### Work instruction:
Print the full listing below exactly, keeping every character as it stands.

### Record extracts:
• • • • • • •

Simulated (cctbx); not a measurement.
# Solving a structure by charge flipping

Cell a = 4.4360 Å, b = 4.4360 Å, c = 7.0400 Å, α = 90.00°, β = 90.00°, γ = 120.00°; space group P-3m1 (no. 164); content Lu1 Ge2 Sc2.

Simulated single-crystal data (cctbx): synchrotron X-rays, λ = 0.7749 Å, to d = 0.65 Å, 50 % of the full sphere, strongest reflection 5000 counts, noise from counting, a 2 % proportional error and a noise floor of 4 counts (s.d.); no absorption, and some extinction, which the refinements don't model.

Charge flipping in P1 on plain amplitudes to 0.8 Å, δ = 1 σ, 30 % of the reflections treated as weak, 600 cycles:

• • • • • • •

### Solution:
Simulated (cctbx); not a measurement.
# Solving a structure by charge flipping

Cell a = 4.4360 Å, b = 4.4360 Å, c = 7.0400 Å, α = 90.00°, β = 90.00°, γ = 120.00°; space group P-3m1 (no. 164); content Lu1 Ge2 Sc2.

Simulated single-crystal data (cctbx): synchrotron X-rays, λ = 0.7749 Å, to d = 0.65 Å, 50 % of the full sphere, strongest reflection 5000 counts, noise from counting, a 2 % proportional error and a noise floor of 4 counts (s.d.); no absorption, and some extinction, which the refinements don't model.

Charge flipping in P1 on plain amplitudes to 0.8 Å, δ = 1 σ, 30 % of the reflections treated as weak, 600 cycles:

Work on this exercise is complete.